## Entries provided
------------------------
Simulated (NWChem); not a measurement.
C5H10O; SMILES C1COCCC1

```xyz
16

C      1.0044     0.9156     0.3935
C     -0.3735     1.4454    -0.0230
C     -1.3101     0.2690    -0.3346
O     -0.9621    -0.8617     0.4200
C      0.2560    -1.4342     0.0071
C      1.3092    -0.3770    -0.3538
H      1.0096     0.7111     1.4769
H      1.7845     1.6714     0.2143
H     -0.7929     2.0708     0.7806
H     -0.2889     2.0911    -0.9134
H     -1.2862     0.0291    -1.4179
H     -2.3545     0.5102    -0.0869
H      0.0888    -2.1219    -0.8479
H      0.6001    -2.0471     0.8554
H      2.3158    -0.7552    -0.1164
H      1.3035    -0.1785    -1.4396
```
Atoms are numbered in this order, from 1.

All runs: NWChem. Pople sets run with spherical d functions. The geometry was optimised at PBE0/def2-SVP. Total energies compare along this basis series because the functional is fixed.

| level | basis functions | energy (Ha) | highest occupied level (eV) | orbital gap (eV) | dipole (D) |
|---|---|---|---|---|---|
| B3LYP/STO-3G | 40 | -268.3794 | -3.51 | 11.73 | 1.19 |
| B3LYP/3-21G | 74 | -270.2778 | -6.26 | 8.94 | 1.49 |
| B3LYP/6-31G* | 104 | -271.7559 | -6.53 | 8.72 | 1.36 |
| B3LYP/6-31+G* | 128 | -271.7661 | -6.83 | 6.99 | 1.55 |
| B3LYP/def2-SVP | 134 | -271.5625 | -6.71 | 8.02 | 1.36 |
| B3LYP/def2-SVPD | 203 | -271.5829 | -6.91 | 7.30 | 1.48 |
------------------------

## Action item
Reproduce verbatim only this range: the first line of the material through the line that contains "8.02 | 1.36 |", inclusive.

## Answer area
Simulated (NWChem); not a measurement.
C5H10O; SMILES C1COCCC1

```xyz
16

C      1.0044     0.9156     0.3935
C     -0.3735     1.4454    -0.0230
C     -1.3101     0.2690    -0.3346
O     -0.9621    -0.8617     0.4200
C      0.2560    -1.4342     0.0071
C      1.3092    -0.3770    -0.3538
H      1.0096     0.7111     1.4769
H      1.7845     1.6714     0.2143
H     -0.7929     2.0708     0.7806
H     -0.2889     2.0911    -0.9134
H     -1.2862     0.0291    -1.4179
H     -2.3545     0.5102    -0.0869
H      0.0888    -2.1219    -0.8479
H      0.6001    -2.0471     0.8554
H      2.3158    -0.7552    -0.1164
H      1.3035    -0.1785    -1.4396
```
Atoms are numbered in this order, from 1.

All runs: NWChem. Pople sets run with spherical d functions. The geometry was optimised at PBE0/def2-SVP. Total energies compare along this basis series because the functional is fixed.

| level | basis functions | energy (Ha) | highest occupied level (eV) | orbital gap (eV) | dipole (D) |
|---|---|---|---|---|---|
| B3LYP/STO-3G | 40 | -268.3794 | -3.51 | 11.73 | 1.19 |
| B3LYP/3-21G | 74 | -270.2778 | -6.26 | 8.94 | 1.49 |
| B3LYP/6-31G* | 104 | -271.7559 | -6.53 | 8.72 | 1.36 |
| B3LYP/6-31+G* | 128 | -271.7661 | -6.83 | 6.99 | 1.55 |
| B3LYP/def2-SVP | 134 | -271.5625 | -6.71 | 8.02 | 1.36 |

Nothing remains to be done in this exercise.